• [Work instruction]:
Copy out, unchanged, every line from the start of the records to the line that contains "The calculation used", and stop there.

···
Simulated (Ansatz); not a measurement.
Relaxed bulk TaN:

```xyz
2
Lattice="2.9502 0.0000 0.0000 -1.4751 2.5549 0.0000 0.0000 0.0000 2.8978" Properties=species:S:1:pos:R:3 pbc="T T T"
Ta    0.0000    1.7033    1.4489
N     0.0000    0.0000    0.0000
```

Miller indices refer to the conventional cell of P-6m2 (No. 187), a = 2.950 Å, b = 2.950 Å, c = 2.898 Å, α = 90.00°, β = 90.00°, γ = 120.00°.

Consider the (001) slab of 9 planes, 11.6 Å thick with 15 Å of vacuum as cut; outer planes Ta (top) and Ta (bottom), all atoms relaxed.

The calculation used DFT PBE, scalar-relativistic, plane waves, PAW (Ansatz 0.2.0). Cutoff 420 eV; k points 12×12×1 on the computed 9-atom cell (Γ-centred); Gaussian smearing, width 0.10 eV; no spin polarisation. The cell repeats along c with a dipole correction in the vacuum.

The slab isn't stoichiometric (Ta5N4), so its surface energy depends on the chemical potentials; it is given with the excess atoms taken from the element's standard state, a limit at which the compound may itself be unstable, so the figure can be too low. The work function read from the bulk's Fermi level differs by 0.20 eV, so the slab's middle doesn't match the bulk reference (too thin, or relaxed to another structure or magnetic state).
···

• [Expected answer]:
Simulated (Ansatz); not a measurement.
Relaxed bulk TaN:

```xyz
2
Lattice="2.9502 0.0000 0.0000 -1.4751 2.5549 0.0000 0.0000 0.0000 2.8978" Properties=species:S:1:pos:R:3 pbc="T T T"
Ta    0.0000    1.7033    1.4489
N     0.0000    0.0000    0.0000
```

Miller indices refer to the conventional cell of P-6m2 (No. 187), a = 2.950 Å, b = 2.950 Å, c = 2.898 Å, α = 90.00°, β = 90.00°, γ = 120.00°.

Consider the (001) slab of 9 planes, 11.6 Å thick with 15 Å of vacuum as cut; outer planes Ta (top) and Ta (bottom), all atoms relaxed.

The calculation used DFT PBE, scalar-relativistic, plane waves, PAW (Ansatz 0.2.0). Cutoff 420 eV; k points 12×12×1 on the computed 9-atom cell (Γ-centred); Gaussian smearing, width 0.10 eV; no spin polarisation. The cell repeats along c with a dipole correction in the vacuum.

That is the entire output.